§ Work task
Every entry below must be copied exactly, with nothing left out.

§ Dataset
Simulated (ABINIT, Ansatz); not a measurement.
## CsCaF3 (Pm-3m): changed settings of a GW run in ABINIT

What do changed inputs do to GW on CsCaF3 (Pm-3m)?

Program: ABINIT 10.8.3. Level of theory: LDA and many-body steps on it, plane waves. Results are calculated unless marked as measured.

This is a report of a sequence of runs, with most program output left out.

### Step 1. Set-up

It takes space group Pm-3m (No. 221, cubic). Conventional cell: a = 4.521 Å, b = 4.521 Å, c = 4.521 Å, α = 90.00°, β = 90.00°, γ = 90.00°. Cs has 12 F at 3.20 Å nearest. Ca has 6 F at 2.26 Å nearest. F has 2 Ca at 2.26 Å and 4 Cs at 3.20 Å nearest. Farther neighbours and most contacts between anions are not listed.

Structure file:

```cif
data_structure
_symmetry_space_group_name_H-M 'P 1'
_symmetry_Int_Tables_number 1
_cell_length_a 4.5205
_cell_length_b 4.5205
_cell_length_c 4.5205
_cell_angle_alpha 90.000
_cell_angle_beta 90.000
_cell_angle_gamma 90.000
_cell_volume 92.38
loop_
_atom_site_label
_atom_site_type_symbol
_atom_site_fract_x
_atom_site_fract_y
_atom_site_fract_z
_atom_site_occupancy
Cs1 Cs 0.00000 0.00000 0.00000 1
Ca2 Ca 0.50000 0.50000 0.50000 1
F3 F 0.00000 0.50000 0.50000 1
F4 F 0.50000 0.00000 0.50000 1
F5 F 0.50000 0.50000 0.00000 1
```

§ Written response
Simulated (ABINIT, Ansatz); not a measurement.
## CsCaF3 (Pm-3m): changed settings of a GW run in ABINIT

What do changed inputs do to GW on CsCaF3 (Pm-3m)?

Program: ABINIT 10.8.3. Level of theory: LDA and many-body steps on it, plane waves. Results are calculated unless marked as measured.

This is a report of a sequence of runs, with most program output left out.

### Step 1. Set-up

It takes space group Pm-3m (No. 221, cubic). Conventional cell: a = 4.521 Å, b = 4.521 Å, c = 4.521 Å, α = 90.00°, β = 90.00°, γ = 90.00°. Cs has 12 F at 3.20 Å nearest. Ca has 6 F at 2.26 Å nearest. F has 2 Ca at 2.26 Å and 4 Cs at 3.20 Å nearest. Farther neighbours and most contacts between anions are not listed.

Structure file:

```cif
data_structure
_symmetry_space_group_name_H-M 'P 1'
_symmetry_Int_Tables_number 1
_cell_length_a 4.5205
_cell_length_b 4.5205
_cell_length_c 4.5205
_cell_angle_alpha 90.000
_cell_angle_beta 90.000
_cell_angle_gamma 90.000
_cell_volume 92.38
loop_
_atom_site_label
_atom_site_type_symbol
_atom_site_fract_x
_atom_site_fract_y
_atom_site_fract_z
_atom_site_occupancy
Cs1 Cs 0.00000 0.00000 0.00000 1
Ca2 Ca 0.50000 0.50000 0.50000 1
F3 F 0.00000 0.50000 0.50000 1
F4 F 0.50000 0.00000 0.50000 1
F5 F 0.50000 0.50000 0.00000 1
```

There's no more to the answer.